BEGIN Record excerpts
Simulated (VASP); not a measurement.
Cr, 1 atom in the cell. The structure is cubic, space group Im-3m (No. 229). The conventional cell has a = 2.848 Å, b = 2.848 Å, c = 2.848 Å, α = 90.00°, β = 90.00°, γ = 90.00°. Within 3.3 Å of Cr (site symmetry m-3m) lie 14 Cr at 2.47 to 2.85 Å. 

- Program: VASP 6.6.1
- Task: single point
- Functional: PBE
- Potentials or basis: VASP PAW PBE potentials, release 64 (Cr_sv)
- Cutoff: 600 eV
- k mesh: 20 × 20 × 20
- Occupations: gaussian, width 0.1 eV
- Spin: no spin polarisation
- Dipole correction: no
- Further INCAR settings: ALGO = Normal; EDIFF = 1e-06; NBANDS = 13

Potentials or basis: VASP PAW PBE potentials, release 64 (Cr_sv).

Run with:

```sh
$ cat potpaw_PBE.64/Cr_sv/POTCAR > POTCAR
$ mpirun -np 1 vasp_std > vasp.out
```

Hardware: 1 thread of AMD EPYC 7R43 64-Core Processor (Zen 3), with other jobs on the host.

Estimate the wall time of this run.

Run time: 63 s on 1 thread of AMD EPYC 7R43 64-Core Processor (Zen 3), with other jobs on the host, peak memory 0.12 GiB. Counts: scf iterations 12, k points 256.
END Record excerpts

* [Task item]: Make a faithful copy of every record above.

* [Answer box]:
Simulated (VASP); not a measurement.
Cr, 1 atom in the cell. The structure is cubic, space group Im-3m (No. 229). The conventional cell has a = 2.848 Å, b = 2.848 Å, c = 2.848 Å, α = 90.00°, β = 90.00°, γ = 90.00°. Within 3.3 Å of Cr (site symmetry m-3m) lie 14 Cr at 2.47 to 2.85 Å. 

- Program: VASP 6.6.1
- Task: single point
- Functional: PBE
- Potentials or basis: VASP PAW PBE potentials, release 64 (Cr_sv)
- Cutoff: 600 eV
- k mesh: 20 × 20 × 20
- Occupations: gaussian, width 0.1 eV
- Spin: no spin polarisation
- Dipole correction: no
- Further INCAR settings: ALGO = Normal; EDIFF = 1e-06; NBANDS = 13

Potentials or basis: VASP PAW PBE potentials, release 64 (Cr_sv).

Run with:

```sh
$ cat potpaw_PBE.64/Cr_sv/POTCAR > POTCAR
$ mpirun -np 1 vasp_std > vasp.out
```

Hardware: 1 thread of AMD EPYC 7R43 64-Core Processor (Zen 3), with other jobs on the host.

Estimate the wall time of this run.

Run time: 63 s on 1 thread of AMD EPYC 7R43 64-Core Processor (Zen 3), with other jobs on the host, peak memory 0.12 GiB. Counts: scf iterations 12, k points 256.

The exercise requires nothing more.